+ + + + +

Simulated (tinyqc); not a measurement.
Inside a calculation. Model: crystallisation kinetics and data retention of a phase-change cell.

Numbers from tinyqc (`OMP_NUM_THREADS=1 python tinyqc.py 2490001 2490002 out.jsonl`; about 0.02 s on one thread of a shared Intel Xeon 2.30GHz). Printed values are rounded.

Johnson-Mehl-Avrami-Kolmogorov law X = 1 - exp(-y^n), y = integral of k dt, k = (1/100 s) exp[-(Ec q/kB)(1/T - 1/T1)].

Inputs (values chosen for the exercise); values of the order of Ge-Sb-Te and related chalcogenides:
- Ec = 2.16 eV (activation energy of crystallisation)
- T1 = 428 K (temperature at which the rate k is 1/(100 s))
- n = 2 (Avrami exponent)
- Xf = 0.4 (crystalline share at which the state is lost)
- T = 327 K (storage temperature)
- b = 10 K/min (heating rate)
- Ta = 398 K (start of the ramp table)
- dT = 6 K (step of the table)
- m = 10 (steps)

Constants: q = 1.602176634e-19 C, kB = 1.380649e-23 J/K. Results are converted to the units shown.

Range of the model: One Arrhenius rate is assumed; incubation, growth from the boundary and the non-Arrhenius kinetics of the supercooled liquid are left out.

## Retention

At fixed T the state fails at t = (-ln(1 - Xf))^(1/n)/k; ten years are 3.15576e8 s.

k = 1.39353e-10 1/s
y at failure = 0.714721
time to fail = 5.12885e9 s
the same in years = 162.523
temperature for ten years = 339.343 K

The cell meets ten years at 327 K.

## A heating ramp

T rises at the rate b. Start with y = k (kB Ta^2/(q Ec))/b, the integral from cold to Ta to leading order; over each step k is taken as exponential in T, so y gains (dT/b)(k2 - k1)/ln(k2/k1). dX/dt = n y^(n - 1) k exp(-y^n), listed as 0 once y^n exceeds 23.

+ + + + +

Requirement: Restate the listing exactly, starting at its first line and ending at the line where "- T1 = 428 K" occurs; include both and no other lines.

Task solution:
Simulated (tinyqc); not a measurement.
Inside a calculation. Model: crystallisation kinetics and data retention of a phase-change cell.

Numbers from tinyqc (`OMP_NUM_THREADS=1 python tinyqc.py 2490001 2490002 out.jsonl`; about 0.02 s on one thread of a shared Intel Xeon 2.30GHz). Printed values are rounded.

Johnson-Mehl-Avrami-Kolmogorov law X = 1 - exp(-y^n), y = integral of k dt, k = (1/100 s) exp[-(Ec q/kB)(1/T - 1/T1)].

Inputs (values chosen for the exercise); values of the order of Ge-Sb-Te and related chalcogenides:
- Ec = 2.16 eV (activation energy of crystallisation)
- T1 = 428 K (temperature at which the rate k is 1/(100 s))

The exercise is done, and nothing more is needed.